§ **Exercise**
Transcribe the entire listing exactly as it appears.

::::::

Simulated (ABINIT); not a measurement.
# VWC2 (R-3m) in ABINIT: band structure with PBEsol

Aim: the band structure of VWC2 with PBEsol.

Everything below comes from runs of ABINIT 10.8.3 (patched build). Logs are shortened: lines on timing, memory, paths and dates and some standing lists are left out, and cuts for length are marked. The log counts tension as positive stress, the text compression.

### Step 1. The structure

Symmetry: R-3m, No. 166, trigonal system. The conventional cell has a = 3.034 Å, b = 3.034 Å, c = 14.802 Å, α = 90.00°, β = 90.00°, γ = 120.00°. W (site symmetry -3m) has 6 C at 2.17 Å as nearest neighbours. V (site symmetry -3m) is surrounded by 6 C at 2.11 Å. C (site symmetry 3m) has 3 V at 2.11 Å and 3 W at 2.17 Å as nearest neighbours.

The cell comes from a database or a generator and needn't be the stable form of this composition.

::::::

§ **Exercise response**
Simulated (ABINIT); not a measurement.
# VWC2 (R-3m) in ABINIT: band structure with PBEsol

Aim: the band structure of VWC2 with PBEsol.

Everything below comes from runs of ABINIT 10.8.3 (patched build). Logs are shortened: lines on timing, memory, paths and dates and some standing lists are left out, and cuts for length are marked. The log counts tension as positive stress, the text compression.

### Step 1. The structure

Symmetry: R-3m, No. 166, trigonal system. The conventional cell has a = 3.034 Å, b = 3.034 Å, c = 14.802 Å, α = 90.00°, β = 90.00°, γ = 120.00°. W (site symmetry -3m) has 6 C at 2.17 Å as nearest neighbours. V (site symmetry -3m) is surrounded by 6 C at 2.11 Å. C (site symmetry 3m) has 3 V at 2.11 Å and 3 W at 2.17 Å as nearest neighbours.

The cell comes from a database or a generator and needn't be the stable form of this composition.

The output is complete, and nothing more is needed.